Work order: Counting the line with "the other 24%)." as the last one, copy out the lines of the data exactly from the first onward.

★ ★ ★
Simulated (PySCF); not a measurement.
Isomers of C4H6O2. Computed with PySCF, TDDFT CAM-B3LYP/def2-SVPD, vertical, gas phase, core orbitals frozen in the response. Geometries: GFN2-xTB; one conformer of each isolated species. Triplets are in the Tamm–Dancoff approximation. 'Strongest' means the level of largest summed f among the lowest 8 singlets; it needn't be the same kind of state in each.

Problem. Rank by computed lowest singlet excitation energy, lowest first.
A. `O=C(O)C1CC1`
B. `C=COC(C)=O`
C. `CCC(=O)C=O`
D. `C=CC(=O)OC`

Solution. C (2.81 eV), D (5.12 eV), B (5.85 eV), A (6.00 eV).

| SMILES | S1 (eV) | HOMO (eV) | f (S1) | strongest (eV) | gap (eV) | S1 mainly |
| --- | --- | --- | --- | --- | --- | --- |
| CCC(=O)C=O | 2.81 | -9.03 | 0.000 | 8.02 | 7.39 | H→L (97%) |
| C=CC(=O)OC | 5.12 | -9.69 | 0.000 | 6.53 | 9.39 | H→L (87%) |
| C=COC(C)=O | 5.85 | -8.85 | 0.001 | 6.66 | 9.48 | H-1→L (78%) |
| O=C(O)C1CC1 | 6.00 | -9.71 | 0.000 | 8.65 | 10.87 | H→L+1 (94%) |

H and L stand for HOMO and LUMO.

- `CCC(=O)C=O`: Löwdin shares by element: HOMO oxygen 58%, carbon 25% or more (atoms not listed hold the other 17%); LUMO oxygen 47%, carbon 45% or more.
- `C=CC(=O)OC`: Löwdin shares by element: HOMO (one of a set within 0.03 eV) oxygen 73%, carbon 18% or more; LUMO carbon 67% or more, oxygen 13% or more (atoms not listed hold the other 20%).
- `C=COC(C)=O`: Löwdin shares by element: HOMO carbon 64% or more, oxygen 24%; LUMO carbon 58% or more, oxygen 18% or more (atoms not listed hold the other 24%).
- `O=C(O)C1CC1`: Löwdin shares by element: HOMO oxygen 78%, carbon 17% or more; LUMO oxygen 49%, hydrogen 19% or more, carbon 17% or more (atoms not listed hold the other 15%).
★ ★ ★

Task result:
Simulated (PySCF); not a measurement.
Isomers of C4H6O2. Computed with PySCF, TDDFT CAM-B3LYP/def2-SVPD, vertical, gas phase, core orbitals frozen in the response. Geometries: GFN2-xTB; one conformer of each isolated species. Triplets are in the Tamm–Dancoff approximation. 'Strongest' means the level of largest summed f among the lowest 8 singlets; it needn't be the same kind of state in each.

Problem. Rank by computed lowest singlet excitation energy, lowest first.
A. `O=C(O)C1CC1`
B. `C=COC(C)=O`
C. `CCC(=O)C=O`
D. `C=CC(=O)OC`

Solution. C (2.81 eV), D (5.12 eV), B (5.85 eV), A (6.00 eV).

| SMILES | S1 (eV) | HOMO (eV) | f (S1) | strongest (eV) | gap (eV) | S1 mainly |
| --- | --- | --- | --- | --- | --- | --- |
| CCC(=O)C=O | 2.81 | -9.03 | 0.000 | 8.02 | 7.39 | H→L (97%) |
| C=CC(=O)OC | 5.12 | -9.69 | 0.000 | 6.53 | 9.39 | H→L (87%) |
| C=COC(C)=O | 5.85 | -8.85 | 0.001 | 6.66 | 9.48 | H-1→L (78%) |
| O=C(O)C1CC1 | 6.00 | -9.71 | 0.000 | 8.65 | 10.87 | H→L+1 (94%) |

H and L stand for HOMO and LUMO.

- `CCC(=O)C=O`: Löwdin shares by element: HOMO oxygen 58%, carbon 25% or more (atoms not listed hold the other 17%); LUMO oxygen 47%, carbon 45% or more.
- `C=CC(=O)OC`: Löwdin shares by element: HOMO (one of a set within 0.03 eV) oxygen 73%, carbon 18% or more; LUMO carbon 67% or more, oxygen 13% or more (atoms not listed hold the other 20%).
- `C=COC(C)=O`: Löwdin shares by element: HOMO carbon 64% or more, oxygen 24%; LUMO carbon 58% or more, oxygen 18% or more (atoms not listed hold the other 24%).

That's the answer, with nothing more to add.